Recorded data section start
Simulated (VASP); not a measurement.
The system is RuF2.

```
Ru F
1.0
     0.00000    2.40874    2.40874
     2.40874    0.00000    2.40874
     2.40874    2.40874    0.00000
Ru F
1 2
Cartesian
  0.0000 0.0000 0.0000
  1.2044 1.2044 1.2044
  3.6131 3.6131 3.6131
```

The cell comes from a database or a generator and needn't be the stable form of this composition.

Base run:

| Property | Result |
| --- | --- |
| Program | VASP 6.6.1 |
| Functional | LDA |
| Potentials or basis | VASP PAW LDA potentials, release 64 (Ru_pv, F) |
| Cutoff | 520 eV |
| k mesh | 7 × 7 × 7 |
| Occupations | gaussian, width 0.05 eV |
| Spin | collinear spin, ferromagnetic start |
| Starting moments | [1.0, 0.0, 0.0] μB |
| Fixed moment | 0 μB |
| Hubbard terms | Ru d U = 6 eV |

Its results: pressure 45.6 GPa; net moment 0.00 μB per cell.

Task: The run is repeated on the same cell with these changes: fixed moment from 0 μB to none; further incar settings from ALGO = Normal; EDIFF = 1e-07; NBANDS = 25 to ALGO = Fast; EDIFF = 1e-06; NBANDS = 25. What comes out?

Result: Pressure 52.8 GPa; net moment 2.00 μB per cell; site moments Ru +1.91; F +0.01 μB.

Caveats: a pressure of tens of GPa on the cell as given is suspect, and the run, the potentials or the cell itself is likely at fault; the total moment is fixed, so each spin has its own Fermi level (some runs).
Recorded data section end

▸ **Work instruction**: Repeat the lines from the first one in the records through the line containing "Result: Pressure 52.8", exactly as written, and nothing else.

▸ **Task answer**:
Simulated (VASP); not a measurement.
The system is RuF2.

```
Ru F
1.0
     0.00000    2.40874    2.40874
     2.40874    0.00000    2.40874
     2.40874    2.40874    0.00000
Ru F
1 2
Cartesian
  0.0000 0.0000 0.0000
  1.2044 1.2044 1.2044
  3.6131 3.6131 3.6131
```

The cell comes from a database or a generator and needn't be the stable form of this composition.

Base run:

| Property | Result |
| --- | --- |
| Program | VASP 6.6.1 |
| Functional | LDA |
| Potentials or basis | VASP PAW LDA potentials, release 64 (Ru_pv, F) |
| Cutoff | 520 eV |
| k mesh | 7 × 7 × 7 |
| Occupations | gaussian, width 0.05 eV |
| Spin | collinear spin, ferromagnetic start |
| Starting moments | [1.0, 0.0, 0.0] μB |
| Fixed moment | 0 μB |
| Hubbard terms | Ru d U = 6 eV |

Its results: pressure 45.6 GPa; net moment 0.00 μB per cell.

Task: The run is repeated on the same cell with these changes: fixed moment from 0 μB to none; further incar settings from ALGO = Normal; EDIFF = 1e-07; NBANDS = 25 to ALGO = Fast; EDIFF = 1e-06; NBANDS = 25. What comes out?

Result: Pressure 52.8 GPa; net moment 2.00 μB per cell; site moments Ru +1.91; F +0.01 μB.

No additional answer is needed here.